=== REQUIREMENT ===
In the listing that follows, the range to quote begins at the line that has "# Nudged elastic" and ends after the line that has "a periodic image."; quote it verbatim and add nothing.

=== PROVIDED DATA ===
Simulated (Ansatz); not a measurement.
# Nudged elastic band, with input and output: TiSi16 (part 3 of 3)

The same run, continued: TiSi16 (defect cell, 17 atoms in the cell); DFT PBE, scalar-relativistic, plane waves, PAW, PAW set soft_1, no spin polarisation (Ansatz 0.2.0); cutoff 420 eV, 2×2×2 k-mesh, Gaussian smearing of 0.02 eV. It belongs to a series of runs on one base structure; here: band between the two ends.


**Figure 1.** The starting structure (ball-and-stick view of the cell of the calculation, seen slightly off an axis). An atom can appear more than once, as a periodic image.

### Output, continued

=== WORKED SOLUTION ===
# Nudged elastic band, with input and output: TiSi16 (part 3 of 3)

The same run, continued: TiSi16 (defect cell, 17 atoms in the cell); DFT PBE, scalar-relativistic, plane waves, PAW, PAW set soft_1, no spin polarisation (Ansatz 0.2.0); cutoff 420 eV, 2×2×2 k-mesh, Gaussian smearing of 0.02 eV. It belongs to a series of runs on one base structure; here: band between the two ends.


**Figure 1.** The starting structure (ball-and-stick view of the cell of the calculation, seen slightly off an axis). An atom can appear more than once, as a periodic image.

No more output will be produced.